- Dataset extract -
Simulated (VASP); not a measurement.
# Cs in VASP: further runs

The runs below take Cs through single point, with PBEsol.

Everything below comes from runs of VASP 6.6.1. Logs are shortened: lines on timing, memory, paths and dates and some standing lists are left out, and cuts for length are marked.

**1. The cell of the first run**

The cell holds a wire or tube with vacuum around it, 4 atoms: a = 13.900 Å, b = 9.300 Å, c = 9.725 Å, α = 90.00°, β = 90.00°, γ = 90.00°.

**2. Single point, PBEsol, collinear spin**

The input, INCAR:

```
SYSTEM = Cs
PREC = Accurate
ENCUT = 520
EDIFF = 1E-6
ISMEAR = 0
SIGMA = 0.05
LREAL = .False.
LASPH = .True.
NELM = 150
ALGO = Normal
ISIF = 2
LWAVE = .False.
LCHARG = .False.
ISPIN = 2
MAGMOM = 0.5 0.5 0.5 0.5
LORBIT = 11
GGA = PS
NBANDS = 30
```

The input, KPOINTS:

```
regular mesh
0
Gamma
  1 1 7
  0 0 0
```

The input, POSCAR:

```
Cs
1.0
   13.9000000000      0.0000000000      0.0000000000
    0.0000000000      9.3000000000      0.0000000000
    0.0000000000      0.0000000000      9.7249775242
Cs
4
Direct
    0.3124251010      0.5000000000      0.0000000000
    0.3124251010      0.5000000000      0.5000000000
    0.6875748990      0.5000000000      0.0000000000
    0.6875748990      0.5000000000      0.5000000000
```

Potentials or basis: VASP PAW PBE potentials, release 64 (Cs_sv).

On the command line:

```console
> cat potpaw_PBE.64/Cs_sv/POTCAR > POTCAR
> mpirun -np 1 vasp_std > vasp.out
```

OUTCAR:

- Work item -
Reproduce exactly the lines from the beginning of the entries above up to and including the line that contains "the first run**".

- Task response -
Simulated (VASP); not a measurement.
# Cs in VASP: further runs

The runs below take Cs through single point, with PBEsol.

Everything below comes from runs of VASP 6.6.1. Logs are shortened: lines on timing, memory, paths and dates and some standing lists are left out, and cuts for length are marked.

**1. The cell of the first run**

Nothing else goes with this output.